[EXTRACTED MATERIAL]
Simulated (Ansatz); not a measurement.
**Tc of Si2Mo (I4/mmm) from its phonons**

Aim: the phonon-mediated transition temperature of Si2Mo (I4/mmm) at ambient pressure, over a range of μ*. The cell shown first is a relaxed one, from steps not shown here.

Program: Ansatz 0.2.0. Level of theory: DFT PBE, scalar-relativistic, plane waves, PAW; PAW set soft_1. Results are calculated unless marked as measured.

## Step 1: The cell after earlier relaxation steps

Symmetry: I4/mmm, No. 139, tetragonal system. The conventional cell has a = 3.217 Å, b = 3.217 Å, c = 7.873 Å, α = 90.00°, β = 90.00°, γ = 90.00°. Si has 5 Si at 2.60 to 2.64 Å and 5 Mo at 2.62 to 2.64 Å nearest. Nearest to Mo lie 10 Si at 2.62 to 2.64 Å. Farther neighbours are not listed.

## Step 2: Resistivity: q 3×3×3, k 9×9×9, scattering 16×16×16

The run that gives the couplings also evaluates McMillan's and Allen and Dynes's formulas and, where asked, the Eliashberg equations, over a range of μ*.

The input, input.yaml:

[TASK ITEM]
Return the material exactly as it stands.

[REPLY]
Simulated (Ansatz); not a measurement.
**Tc of Si2Mo (I4/mmm) from its phonons**

Aim: the phonon-mediated transition temperature of Si2Mo (I4/mmm) at ambient pressure, over a range of μ*. The cell shown first is a relaxed one, from steps not shown here.

Program: Ansatz 0.2.0. Level of theory: DFT PBE, scalar-relativistic, plane waves, PAW; PAW set soft_1. Results are calculated unless marked as measured.

## Step 1: The cell after earlier relaxation steps

Symmetry: I4/mmm, No. 139, tetragonal system. The conventional cell has a = 3.217 Å, b = 3.217 Å, c = 7.873 Å, α = 90.00°, β = 90.00°, γ = 90.00°. Si has 5 Si at 2.60 to 2.64 Å and 5 Mo at 2.62 to 2.64 Å nearest. Nearest to Mo lie 10 Si at 2.62 to 2.64 Å. Farther neighbours are not listed.

## Step 2: Resistivity: q 3×3×3, k 9×9×9, scattering 16×16×16

The run that gives the couplings also evaluates McMillan's and Allen and Dynes's formulas and, where asked, the Eliashberg equations, over a range of μ*.

The input, input.yaml:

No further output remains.